^^^^^^^^
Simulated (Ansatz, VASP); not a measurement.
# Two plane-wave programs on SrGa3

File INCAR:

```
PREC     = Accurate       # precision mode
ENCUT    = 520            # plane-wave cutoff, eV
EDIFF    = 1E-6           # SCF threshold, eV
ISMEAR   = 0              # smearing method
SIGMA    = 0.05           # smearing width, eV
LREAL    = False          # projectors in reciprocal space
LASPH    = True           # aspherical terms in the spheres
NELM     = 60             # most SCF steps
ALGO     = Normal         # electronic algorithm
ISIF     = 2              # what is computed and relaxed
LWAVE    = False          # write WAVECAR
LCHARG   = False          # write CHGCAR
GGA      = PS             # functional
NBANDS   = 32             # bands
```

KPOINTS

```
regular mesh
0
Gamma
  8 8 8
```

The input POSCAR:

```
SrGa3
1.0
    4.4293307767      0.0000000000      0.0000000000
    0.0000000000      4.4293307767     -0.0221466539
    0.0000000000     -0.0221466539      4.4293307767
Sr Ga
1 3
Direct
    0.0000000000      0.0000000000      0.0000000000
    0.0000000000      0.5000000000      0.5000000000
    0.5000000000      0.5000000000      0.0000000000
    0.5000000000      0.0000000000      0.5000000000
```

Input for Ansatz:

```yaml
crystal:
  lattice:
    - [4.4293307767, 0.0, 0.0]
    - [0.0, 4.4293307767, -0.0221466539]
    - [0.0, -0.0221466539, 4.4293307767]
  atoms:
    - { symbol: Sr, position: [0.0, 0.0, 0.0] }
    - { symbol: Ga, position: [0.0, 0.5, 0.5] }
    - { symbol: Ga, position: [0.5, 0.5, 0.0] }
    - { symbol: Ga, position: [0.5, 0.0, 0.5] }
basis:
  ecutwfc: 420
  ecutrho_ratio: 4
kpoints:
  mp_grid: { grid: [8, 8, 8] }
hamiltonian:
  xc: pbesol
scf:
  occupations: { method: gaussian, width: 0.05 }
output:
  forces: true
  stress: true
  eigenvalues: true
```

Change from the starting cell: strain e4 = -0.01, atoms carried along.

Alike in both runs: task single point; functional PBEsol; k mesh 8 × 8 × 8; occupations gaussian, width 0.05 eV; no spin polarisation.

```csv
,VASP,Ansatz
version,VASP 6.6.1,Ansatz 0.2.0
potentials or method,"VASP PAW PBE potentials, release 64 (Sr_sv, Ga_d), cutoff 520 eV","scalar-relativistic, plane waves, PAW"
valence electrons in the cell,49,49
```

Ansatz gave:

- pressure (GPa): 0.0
^^^^^^^^

→ **Assignment**: Transcribe the material exactly, stopping after the "Change from the" line.

→ **Expected answer**:
Simulated (Ansatz, VASP); not a measurement.
# Two plane-wave programs on SrGa3

File INCAR:

```
PREC     = Accurate       # precision mode
ENCUT    = 520            # plane-wave cutoff, eV
EDIFF    = 1E-6           # SCF threshold, eV
ISMEAR   = 0              # smearing method
SIGMA    = 0.05           # smearing width, eV
LREAL    = False          # projectors in reciprocal space
LASPH    = True           # aspherical terms in the spheres
NELM     = 60             # most SCF steps
ALGO     = Normal         # electronic algorithm
ISIF     = 2              # what is computed and relaxed
LWAVE    = False          # write WAVECAR
LCHARG   = False          # write CHGCAR
GGA      = PS             # functional
NBANDS   = 32             # bands
```

KPOINTS

```
regular mesh
0
Gamma
  8 8 8
```

The input POSCAR:

```
SrGa3
1.0
    4.4293307767      0.0000000000      0.0000000000
    0.0000000000      4.4293307767     -0.0221466539
    0.0000000000     -0.0221466539      4.4293307767
Sr Ga
1 3
Direct
    0.0000000000      0.0000000000      0.0000000000
    0.0000000000      0.5000000000      0.5000000000
    0.5000000000      0.5000000000      0.0000000000
    0.5000000000      0.0000000000      0.5000000000
```

Input for Ansatz:

```yaml
crystal:
  lattice:
    - [4.4293307767, 0.0, 0.0]
    - [0.0, 4.4293307767, -0.0221466539]
    - [0.0, -0.0221466539, 4.4293307767]
  atoms:
    - { symbol: Sr, position: [0.0, 0.0, 0.0] }
    - { symbol: Ga, position: [0.0, 0.5, 0.5] }
    - { symbol: Ga, position: [0.5, 0.5, 0.0] }
    - { symbol: Ga, position: [0.5, 0.0, 0.5] }
basis:
  ecutwfc: 420
  ecutrho_ratio: 4
kpoints:
  mp_grid: { grid: [8, 8, 8] }
hamiltonian:
  xc: pbesol
scf:
  occupations: { method: gaussian, width: 0.05 }
output:
  forces: true
  stress: true
  eigenvalues: true
```

Change from the starting cell: strain e4 = -0.01, atoms carried along.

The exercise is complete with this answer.